WORK INSTRUCTION
Write out only the opening lines of the entries, through the line with "2.14 D; it points".

*** Block opens ***

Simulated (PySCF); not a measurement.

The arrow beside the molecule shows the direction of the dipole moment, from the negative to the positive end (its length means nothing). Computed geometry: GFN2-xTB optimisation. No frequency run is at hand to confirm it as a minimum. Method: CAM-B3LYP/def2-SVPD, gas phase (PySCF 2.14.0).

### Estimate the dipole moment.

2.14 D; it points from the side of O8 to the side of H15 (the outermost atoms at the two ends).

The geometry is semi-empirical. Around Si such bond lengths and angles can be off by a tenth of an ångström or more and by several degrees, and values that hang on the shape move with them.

*** Block closes ***

REPLY
Simulated (PySCF); not a measurement.

The arrow beside the molecule shows the direction of the dipole moment, from the negative to the positive end (its length means nothing). Computed geometry: GFN2-xTB optimisation. No frequency run is at hand to confirm it as a minimum. Method: CAM-B3LYP/def2-SVPD, gas phase (PySCF 2.14.0).

### Estimate the dipole moment.

2.14 D; it points from the side of O8 to the side of H15 (the outermost atoms at the two ends).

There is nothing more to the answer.